REQUIREMENT ->
In the material below, transcribe every line from the first through the line holding "The cell was", exactly, and stop after that line.

EXTRACTED RECORDS ->
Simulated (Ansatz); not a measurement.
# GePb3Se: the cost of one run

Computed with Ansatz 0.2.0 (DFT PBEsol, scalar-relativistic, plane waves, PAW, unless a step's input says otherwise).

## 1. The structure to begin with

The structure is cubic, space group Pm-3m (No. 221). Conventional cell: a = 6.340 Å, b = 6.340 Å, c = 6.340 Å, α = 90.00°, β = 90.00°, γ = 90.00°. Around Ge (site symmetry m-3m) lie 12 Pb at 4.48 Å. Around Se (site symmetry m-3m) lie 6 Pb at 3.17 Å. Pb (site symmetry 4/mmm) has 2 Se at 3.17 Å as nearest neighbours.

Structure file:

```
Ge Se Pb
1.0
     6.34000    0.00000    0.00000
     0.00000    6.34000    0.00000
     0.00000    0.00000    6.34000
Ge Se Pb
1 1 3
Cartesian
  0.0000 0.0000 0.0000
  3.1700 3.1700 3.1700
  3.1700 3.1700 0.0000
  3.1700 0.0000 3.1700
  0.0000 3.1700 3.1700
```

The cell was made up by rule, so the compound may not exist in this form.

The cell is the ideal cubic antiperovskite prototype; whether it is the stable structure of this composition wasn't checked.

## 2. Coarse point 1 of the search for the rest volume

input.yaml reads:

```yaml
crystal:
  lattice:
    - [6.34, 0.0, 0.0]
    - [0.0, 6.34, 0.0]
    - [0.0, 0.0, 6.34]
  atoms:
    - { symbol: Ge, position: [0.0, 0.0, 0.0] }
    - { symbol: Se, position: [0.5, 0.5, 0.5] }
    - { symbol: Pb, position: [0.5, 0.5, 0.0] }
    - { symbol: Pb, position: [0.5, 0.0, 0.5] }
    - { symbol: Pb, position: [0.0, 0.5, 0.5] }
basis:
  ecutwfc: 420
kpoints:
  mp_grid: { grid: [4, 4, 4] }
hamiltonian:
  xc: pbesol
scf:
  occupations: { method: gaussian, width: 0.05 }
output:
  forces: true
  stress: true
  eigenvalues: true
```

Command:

TASK RESPONSE ->
Simulated (Ansatz); not a measurement.
# GePb3Se: the cost of one run

Computed with Ansatz 0.2.0 (DFT PBEsol, scalar-relativistic, plane waves, PAW, unless a step's input says otherwise).

## 1. The structure to begin with

The structure is cubic, space group Pm-3m (No. 221). Conventional cell: a = 6.340 Å, b = 6.340 Å, c = 6.340 Å, α = 90.00°, β = 90.00°, γ = 90.00°. Around Ge (site symmetry m-3m) lie 12 Pb at 4.48 Å. Around Se (site symmetry m-3m) lie 6 Pb at 3.17 Å. Pb (site symmetry 4/mmm) has 2 Se at 3.17 Å as nearest neighbours.

Structure file:

```
Ge Se Pb
1.0
     6.34000    0.00000    0.00000
     0.00000    6.34000    0.00000
     0.00000    0.00000    6.34000
Ge Se Pb
1 1 3
Cartesian
  0.0000 0.0000 0.0000
  3.1700 3.1700 3.1700
  3.1700 3.1700 0.0000
  3.1700 0.0000 3.1700
  0.0000 3.1700 3.1700
```

The cell was made up by rule, so the compound may not exist in this form.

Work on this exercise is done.